Brief = Take the lines below from the first through the one that contains "Answer: 3.29 eV, direct." and copy them exactly.

[Opening Study material section]
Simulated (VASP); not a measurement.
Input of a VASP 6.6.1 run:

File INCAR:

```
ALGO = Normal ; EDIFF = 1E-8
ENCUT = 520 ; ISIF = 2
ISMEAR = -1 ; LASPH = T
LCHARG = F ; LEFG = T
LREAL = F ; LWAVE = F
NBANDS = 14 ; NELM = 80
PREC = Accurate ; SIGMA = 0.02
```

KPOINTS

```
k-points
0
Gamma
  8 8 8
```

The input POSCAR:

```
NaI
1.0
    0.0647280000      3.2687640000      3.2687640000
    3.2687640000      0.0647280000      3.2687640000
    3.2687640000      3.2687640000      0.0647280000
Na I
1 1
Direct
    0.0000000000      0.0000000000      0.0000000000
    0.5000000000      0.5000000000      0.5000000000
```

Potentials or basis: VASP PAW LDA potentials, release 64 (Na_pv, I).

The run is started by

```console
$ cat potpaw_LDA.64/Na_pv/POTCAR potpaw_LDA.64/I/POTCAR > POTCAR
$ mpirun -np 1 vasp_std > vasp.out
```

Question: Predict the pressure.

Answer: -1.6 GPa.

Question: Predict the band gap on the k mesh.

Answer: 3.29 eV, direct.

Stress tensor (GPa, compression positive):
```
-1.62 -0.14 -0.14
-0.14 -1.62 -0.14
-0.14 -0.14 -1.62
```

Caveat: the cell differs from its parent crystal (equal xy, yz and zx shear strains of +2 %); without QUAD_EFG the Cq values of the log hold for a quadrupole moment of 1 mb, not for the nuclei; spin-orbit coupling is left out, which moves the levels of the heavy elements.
[Closing Study material section]

Exercise response =
Simulated (VASP); not a measurement.
Input of a VASP 6.6.1 run:

File INCAR:

```
ALGO = Normal ; EDIFF = 1E-8
ENCUT = 520 ; ISIF = 2
ISMEAR = -1 ; LASPH = T
LCHARG = F ; LEFG = T
LREAL = F ; LWAVE = F
NBANDS = 14 ; NELM = 80
PREC = Accurate ; SIGMA = 0.02
```

KPOINTS

```
k-points
0
Gamma
  8 8 8
```

The input POSCAR:

```
NaI
1.0
    0.0647280000      3.2687640000      3.2687640000
    3.2687640000      0.0647280000      3.2687640000
    3.2687640000      3.2687640000      0.0647280000
Na I
1 1
Direct
    0.0000000000      0.0000000000      0.0000000000
    0.5000000000      0.5000000000      0.5000000000
```

Potentials or basis: VASP PAW LDA potentials, release 64 (Na_pv, I).

The run is started by

```console
$ cat potpaw_LDA.64/Na_pv/POTCAR potpaw_LDA.64/I/POTCAR > POTCAR
$ mpirun -np 1 vasp_std > vasp.out
```

Question: Predict the pressure.

Answer: -1.6 GPa.

Question: Predict the band gap on the k mesh.

Answer: 3.29 eV, direct.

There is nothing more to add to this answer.